- Assigned task -
Would you repeat the entries beneath, with nothing changed?

- The data -
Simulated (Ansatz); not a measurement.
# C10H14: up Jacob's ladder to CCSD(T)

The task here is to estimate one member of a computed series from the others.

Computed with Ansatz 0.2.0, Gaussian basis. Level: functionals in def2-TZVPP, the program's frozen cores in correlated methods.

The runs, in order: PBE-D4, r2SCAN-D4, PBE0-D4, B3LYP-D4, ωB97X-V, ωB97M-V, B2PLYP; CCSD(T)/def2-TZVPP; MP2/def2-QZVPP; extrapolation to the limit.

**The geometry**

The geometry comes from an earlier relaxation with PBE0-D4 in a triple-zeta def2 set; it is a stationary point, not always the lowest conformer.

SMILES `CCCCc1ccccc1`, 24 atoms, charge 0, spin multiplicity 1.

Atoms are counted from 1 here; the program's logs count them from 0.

- Exercise result -
Simulated (Ansatz); not a measurement.
# C10H14: up Jacob's ladder to CCSD(T)

The task here is to estimate one member of a computed series from the others.

Computed with Ansatz 0.2.0, Gaussian basis. Level: functionals in def2-TZVPP, the program's frozen cores in correlated methods.

The runs, in order: PBE-D4, r2SCAN-D4, PBE0-D4, B3LYP-D4, ωB97X-V, ωB97M-V, B2PLYP; CCSD(T)/def2-TZVPP; MP2/def2-QZVPP; extrapolation to the limit.

**The geometry**

The geometry comes from an earlier relaxation with PBE0-D4 in a triple-zeta def2 set; it is a stationary point, not always the lowest conformer.

SMILES `CCCCc1ccccc1`, 24 atoms, charge 0, spin multiplicity 1.

Atoms are counted from 1 here; the program's logs count them from 0.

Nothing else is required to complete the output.